=== ACTION ITEM ===
Output the data that follows exactly, line for line.

── SUPPLIED ENTRIES ──

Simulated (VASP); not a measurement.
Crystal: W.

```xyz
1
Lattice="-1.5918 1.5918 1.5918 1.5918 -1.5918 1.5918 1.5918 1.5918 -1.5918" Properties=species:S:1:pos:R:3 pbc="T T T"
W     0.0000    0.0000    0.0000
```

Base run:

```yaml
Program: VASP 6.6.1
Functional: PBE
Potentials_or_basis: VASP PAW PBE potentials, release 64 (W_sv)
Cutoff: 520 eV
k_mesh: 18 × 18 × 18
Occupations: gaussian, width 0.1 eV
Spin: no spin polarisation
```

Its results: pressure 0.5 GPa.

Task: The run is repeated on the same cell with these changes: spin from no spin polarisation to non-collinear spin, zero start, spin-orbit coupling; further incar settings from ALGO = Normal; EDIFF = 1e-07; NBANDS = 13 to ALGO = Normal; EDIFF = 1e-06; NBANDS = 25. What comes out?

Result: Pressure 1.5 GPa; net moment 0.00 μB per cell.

───

=== TASK RESPONSE ===
Simulated (VASP); not a measurement.
Crystal: W.

```xyz
1
Lattice="-1.5918 1.5918 1.5918 1.5918 -1.5918 1.5918 1.5918 1.5918 -1.5918" Properties=species:S:1:pos:R:3 pbc="T T T"
W     0.0000    0.0000    0.0000
```

Base run:

```yaml
Program: VASP 6.6.1
Functional: PBE
Potentials_or_basis: VASP PAW PBE potentials, release 64 (W_sv)
Cutoff: 520 eV
k_mesh: 18 × 18 × 18
Occupations: gaussian, width 0.1 eV
Spin: no spin polarisation
```

Its results: pressure 0.5 GPa.

Task: The run is repeated on the same cell with these changes: spin from no spin polarisation to non-collinear spin, zero start, spin-orbit coupling; further incar settings from ALGO = Normal; EDIFF = 1e-07; NBANDS = 13 to ALGO = Normal; EDIFF = 1e-06; NBANDS = 25. What comes out?

Result: Pressure 1.5 GPa; net moment 0.00 μB per cell.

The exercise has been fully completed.